# Extracted data
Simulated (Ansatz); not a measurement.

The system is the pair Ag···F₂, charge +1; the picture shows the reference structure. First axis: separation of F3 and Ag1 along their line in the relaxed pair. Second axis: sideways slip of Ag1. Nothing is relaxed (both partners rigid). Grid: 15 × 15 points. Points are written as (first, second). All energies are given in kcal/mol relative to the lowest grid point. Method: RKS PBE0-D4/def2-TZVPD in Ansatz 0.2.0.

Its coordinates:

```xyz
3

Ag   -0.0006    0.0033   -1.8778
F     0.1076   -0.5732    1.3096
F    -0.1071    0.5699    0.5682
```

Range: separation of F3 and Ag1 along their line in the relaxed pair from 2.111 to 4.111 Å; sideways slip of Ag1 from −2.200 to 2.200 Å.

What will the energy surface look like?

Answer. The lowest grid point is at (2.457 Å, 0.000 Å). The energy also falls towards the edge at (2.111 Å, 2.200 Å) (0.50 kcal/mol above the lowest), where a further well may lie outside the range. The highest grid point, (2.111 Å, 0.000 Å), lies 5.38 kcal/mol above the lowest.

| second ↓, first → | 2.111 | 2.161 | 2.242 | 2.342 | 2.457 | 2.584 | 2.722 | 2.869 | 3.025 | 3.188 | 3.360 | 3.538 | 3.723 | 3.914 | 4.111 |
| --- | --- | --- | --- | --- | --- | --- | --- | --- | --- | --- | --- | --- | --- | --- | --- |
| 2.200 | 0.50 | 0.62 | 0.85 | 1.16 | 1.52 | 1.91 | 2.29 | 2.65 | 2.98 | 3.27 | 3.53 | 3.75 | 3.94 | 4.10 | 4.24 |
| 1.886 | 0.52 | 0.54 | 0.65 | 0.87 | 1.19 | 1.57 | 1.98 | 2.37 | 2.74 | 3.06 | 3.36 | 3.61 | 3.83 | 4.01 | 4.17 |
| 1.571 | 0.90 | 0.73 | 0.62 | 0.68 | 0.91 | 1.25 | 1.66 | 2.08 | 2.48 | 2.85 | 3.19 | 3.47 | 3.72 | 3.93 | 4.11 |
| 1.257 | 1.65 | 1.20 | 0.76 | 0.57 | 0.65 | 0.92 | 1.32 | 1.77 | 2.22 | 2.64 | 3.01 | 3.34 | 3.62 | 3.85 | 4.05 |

# Work task
Nothing but an exact copy of the lines from the start of the entries through the line containing "Answer. The lowest" belongs in the response.

# Reply
Simulated (Ansatz); not a measurement.

The system is the pair Ag···F₂, charge +1; the picture shows the reference structure. First axis: separation of F3 and Ag1 along their line in the relaxed pair. Second axis: sideways slip of Ag1. Nothing is relaxed (both partners rigid). Grid: 15 × 15 points. Points are written as (first, second). All energies are given in kcal/mol relative to the lowest grid point. Method: RKS PBE0-D4/def2-TZVPD in Ansatz 0.2.0.

Its coordinates:

```xyz
3

Ag   -0.0006    0.0033   -1.8778
F     0.1076   -0.5732    1.3096
F    -0.1071    0.5699    0.5682
```

Range: separation of F3 and Ag1 along their line in the relaxed pair from 2.111 to 4.111 Å; sideways slip of Ag1 from −2.200 to 2.200 Å.

What will the energy surface look like?

Answer. The lowest grid point is at (2.457 Å, 0.000 Å). The energy also falls towards the edge at (2.111 Å, 2.200 Å) (0.50 kcal/mol above the lowest), where a further well may lie outside the range. The highest grid point, (2.111 Å, 0.000 Å), lies 5.38 kcal/mol above the lowest.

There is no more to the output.